Work order ▸
Start at the first line of the material below and retype each line through the one containing "# SnO (P4/nmm), random displacements", exactly.

::: Study material

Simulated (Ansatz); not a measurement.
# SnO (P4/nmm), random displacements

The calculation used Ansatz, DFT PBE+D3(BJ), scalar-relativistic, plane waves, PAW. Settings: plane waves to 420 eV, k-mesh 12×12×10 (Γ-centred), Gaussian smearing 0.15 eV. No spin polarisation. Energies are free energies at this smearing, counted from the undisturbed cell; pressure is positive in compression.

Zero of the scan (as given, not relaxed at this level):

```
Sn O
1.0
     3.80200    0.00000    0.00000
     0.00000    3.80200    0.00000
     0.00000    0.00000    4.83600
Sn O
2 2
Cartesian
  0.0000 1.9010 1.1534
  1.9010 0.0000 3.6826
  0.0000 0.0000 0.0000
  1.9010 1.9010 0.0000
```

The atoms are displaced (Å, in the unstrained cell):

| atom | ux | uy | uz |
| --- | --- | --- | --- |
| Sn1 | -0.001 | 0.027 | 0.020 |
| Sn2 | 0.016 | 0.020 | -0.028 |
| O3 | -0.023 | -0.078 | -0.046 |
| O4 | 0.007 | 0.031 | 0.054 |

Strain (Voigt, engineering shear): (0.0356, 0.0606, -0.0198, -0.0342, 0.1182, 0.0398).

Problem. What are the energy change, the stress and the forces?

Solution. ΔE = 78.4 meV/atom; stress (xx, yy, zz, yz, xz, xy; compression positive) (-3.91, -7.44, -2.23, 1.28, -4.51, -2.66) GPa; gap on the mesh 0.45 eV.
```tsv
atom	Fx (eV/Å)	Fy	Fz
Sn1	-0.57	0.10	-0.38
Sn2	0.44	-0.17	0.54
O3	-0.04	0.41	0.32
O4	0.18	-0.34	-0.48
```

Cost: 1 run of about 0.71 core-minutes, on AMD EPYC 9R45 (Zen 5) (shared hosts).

::::::

Written reply ▸
Simulated (Ansatz); not a measurement.
# SnO (P4/nmm), random displacements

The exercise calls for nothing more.